Each entry must appear in the answer exactly as it does here.

- [DATASET EXCERPTS]:
==============================
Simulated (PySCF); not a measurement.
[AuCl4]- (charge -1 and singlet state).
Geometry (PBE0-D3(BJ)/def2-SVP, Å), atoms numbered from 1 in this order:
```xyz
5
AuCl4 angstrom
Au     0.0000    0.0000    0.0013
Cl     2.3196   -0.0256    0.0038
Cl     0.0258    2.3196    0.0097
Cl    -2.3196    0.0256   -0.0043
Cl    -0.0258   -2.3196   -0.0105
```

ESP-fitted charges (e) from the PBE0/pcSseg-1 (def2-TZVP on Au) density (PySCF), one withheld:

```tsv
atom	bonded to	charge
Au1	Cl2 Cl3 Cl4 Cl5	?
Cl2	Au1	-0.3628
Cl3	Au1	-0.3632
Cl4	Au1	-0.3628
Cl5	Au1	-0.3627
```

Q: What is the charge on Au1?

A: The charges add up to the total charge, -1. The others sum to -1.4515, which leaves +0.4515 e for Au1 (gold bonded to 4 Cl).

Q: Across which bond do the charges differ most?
==============================

- [YOUR RESPONSE]:
Simulated (PySCF); not a measurement.
[AuCl4]- (charge -1 and singlet state).
Geometry (PBE0-D3(BJ)/def2-SVP, Å), atoms numbered from 1 in this order:
```xyz
5
AuCl4 angstrom
Au     0.0000    0.0000    0.0013
Cl     2.3196   -0.0256    0.0038
Cl     0.0258    2.3196    0.0097
Cl    -2.3196    0.0256   -0.0043
Cl    -0.0258   -2.3196   -0.0105
```

ESP-fitted charges (e) from the PBE0/pcSseg-1 (def2-TZVP on Au) density (PySCF), one withheld:

```tsv
atom	bonded to	charge
Au1	Cl2 Cl3 Cl4 Cl5	?
Cl2	Au1	-0.3628
Cl3	Au1	-0.3632
Cl4	Au1	-0.3628
Cl5	Au1	-0.3627
```

Q: What is the charge on Au1?

A: The charges add up to the total charge, -1. The others sum to -1.4515, which leaves +0.4515 e for Au1 (gold bonded to 4 Cl).

Q: Across which bond do the charges differ most?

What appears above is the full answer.